§ Record extracts
━━━━━━━━━━━━━━━━

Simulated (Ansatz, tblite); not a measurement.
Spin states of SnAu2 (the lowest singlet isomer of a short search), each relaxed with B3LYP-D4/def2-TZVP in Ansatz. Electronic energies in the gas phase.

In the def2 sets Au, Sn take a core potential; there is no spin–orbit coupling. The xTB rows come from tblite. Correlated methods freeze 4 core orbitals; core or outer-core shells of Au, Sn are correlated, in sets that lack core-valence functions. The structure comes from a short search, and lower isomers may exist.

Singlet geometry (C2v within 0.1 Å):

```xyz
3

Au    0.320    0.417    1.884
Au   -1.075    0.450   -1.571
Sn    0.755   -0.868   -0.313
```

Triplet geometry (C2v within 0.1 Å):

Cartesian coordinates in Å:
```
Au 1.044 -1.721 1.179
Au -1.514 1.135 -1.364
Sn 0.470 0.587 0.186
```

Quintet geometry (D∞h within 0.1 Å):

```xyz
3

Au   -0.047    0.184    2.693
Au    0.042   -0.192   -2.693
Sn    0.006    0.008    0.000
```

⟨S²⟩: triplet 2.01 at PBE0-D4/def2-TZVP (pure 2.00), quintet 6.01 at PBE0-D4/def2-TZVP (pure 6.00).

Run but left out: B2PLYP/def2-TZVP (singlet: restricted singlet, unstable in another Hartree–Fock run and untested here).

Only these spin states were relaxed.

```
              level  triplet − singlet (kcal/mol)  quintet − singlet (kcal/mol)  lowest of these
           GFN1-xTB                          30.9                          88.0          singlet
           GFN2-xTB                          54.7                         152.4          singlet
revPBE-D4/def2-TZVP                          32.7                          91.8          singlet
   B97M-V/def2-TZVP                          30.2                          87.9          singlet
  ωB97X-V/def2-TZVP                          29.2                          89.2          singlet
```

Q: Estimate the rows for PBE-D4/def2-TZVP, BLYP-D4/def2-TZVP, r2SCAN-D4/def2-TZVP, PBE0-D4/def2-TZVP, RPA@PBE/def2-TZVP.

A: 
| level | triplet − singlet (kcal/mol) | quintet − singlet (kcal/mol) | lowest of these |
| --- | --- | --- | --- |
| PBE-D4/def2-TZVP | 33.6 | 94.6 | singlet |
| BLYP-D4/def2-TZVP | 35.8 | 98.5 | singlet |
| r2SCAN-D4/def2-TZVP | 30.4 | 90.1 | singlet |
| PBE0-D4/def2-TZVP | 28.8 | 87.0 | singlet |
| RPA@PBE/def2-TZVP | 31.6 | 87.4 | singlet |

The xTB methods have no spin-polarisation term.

━━━━━━━━━━━━━━━━

§ Work order
Print exactly, and only, the lines beginning at the top of the listing and ending at the line with "Spin states of".

§ Written reply
Simulated (Ansatz, tblite); not a measurement.
Spin states of SnAu2 (the lowest singlet isomer of a short search), each relaxed with B3LYP-D4/def2-TZVP in Ansatz. Electronic energies in the gas phase.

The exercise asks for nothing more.